Data records:
+---+
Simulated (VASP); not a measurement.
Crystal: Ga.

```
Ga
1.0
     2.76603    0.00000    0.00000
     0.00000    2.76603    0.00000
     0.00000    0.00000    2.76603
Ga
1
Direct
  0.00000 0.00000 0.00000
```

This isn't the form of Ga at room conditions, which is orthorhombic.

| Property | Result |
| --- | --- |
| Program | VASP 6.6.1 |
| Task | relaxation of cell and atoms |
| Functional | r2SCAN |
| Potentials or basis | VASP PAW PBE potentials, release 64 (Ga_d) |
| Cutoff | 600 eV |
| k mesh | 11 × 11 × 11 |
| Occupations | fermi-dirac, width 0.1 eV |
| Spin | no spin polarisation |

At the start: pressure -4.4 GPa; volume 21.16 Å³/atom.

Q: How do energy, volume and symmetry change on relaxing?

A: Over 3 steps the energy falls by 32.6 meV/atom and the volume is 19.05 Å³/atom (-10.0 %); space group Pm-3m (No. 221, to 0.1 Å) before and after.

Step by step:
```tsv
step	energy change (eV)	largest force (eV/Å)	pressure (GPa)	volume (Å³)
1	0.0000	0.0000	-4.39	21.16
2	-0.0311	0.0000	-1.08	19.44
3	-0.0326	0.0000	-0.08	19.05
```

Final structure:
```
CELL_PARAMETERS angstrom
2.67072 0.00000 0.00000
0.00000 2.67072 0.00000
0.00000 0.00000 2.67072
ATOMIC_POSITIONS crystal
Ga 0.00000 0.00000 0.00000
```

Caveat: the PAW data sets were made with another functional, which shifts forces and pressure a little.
+---+

Required action:
Only an exact copy of the listing above, from its first line up to and including the line with "11 × 11 × 11 |", counts as the answer.

Problem solution:
Simulated (VASP); not a measurement.
Crystal: Ga.

```
Ga
1.0
     2.76603    0.00000    0.00000
     0.00000    2.76603    0.00000
     0.00000    0.00000    2.76603
Ga
1
Direct
  0.00000 0.00000 0.00000
```

This isn't the form of Ga at room conditions, which is orthorhombic.

| Property | Result |
| --- | --- |
| Program | VASP 6.6.1 |
| Task | relaxation of cell and atoms |
| Functional | r2SCAN |
| Potentials or basis | VASP PAW PBE potentials, release 64 (Ga_d) |
| Cutoff | 600 eV |
| k mesh | 11 × 11 × 11 |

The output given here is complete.